[[ EXTRACTED DATA, beginning ]]

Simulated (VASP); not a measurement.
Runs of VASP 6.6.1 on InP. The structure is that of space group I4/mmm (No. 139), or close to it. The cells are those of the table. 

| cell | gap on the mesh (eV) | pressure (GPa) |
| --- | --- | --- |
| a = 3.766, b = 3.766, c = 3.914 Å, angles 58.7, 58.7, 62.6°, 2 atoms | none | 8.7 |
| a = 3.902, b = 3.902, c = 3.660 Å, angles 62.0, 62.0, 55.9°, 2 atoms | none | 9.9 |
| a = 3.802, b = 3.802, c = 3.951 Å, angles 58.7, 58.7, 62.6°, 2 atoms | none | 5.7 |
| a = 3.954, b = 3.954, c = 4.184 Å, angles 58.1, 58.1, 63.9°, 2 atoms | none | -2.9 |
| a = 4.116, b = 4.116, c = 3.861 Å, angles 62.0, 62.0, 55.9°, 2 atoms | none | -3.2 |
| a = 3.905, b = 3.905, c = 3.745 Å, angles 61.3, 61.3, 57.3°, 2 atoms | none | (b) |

[[ EXTRACTED DATA, end ]]

| WORK REQUEST |
The records above should be printed in full, exactly as they appear.

| ANSWER AREA |
Simulated (VASP); not a measurement.
Runs of VASP 6.6.1 on InP. The structure is that of space group I4/mmm (No. 139), or close to it. The cells are those of the table. 

| cell | gap on the mesh (eV) | pressure (GPa) |
| --- | --- | --- |
| a = 3.766, b = 3.766, c = 3.914 Å, angles 58.7, 58.7, 62.6°, 2 atoms | none | 8.7 |
| a = 3.902, b = 3.902, c = 3.660 Å, angles 62.0, 62.0, 55.9°, 2 atoms | none | 9.9 |
| a = 3.802, b = 3.802, c = 3.951 Å, angles 58.7, 58.7, 62.6°, 2 atoms | none | 5.7 |
| a = 3.954, b = 3.954, c = 4.184 Å, angles 58.1, 58.1, 63.9°, 2 atoms | none | -2.9 |
| a = 4.116, b = 4.116, c = 3.861 Å, angles 62.0, 62.0, 55.9°, 2 atoms | none | -3.2 |
| a = 3.905, b = 3.905, c = 3.745 Å, angles 61.3, 61.3, 57.3°, 2 atoms | none | (b) |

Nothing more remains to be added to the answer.